**EXTRACTED DATA**
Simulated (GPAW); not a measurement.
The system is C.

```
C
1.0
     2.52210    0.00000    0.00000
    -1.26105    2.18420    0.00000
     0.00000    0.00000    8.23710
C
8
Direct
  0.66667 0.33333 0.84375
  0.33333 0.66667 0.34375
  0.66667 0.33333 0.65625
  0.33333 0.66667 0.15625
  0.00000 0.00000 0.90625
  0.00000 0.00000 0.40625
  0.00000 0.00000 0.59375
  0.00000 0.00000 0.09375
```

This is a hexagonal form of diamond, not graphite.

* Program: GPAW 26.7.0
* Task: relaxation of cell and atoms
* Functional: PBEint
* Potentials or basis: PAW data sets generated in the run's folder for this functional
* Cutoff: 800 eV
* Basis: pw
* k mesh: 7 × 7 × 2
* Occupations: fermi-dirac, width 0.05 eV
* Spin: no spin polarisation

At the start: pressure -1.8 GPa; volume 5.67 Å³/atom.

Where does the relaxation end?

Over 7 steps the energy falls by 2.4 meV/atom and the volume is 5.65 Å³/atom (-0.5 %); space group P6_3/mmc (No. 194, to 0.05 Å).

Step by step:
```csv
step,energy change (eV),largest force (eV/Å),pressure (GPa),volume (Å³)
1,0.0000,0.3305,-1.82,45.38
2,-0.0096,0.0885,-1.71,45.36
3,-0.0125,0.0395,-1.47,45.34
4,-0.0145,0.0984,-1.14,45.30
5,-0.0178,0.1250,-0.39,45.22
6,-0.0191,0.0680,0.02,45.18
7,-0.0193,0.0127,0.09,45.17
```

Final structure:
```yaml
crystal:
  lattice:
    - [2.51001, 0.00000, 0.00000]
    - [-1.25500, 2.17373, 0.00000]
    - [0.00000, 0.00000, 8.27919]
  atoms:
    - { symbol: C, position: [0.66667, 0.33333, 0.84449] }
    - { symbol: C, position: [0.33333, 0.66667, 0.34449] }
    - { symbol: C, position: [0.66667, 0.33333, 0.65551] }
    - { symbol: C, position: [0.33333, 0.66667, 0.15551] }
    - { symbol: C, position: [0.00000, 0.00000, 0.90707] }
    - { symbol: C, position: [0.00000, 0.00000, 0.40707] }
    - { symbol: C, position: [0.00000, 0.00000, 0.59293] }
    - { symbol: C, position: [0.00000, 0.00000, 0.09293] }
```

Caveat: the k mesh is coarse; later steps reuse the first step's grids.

**WORK TASK**
Lines from the first one above through the line containing "mesh: 7 × 7 × 2" are to be retyped exactly, both included, and nothing more.

**EXERCISE RESPONSE**
Simulated (GPAW); not a measurement.
The system is C.

```
C
1.0
     2.52210    0.00000    0.00000
    -1.26105    2.18420    0.00000
     0.00000    0.00000    8.23710
C
8
Direct
  0.66667 0.33333 0.84375
  0.33333 0.66667 0.34375
  0.66667 0.33333 0.65625
  0.33333 0.66667 0.15625
  0.00000 0.00000 0.90625
  0.00000 0.00000 0.40625
  0.00000 0.00000 0.59375
  0.00000 0.00000 0.09375
```

This is a hexagonal form of diamond, not graphite.

* Program: GPAW 26.7.0
* Task: relaxation of cell and atoms
* Functional: PBEint
* Potentials or basis: PAW data sets generated in the run's folder for this functional
* Cutoff: 800 eV
* Basis: pw
* k mesh: 7 × 7 × 2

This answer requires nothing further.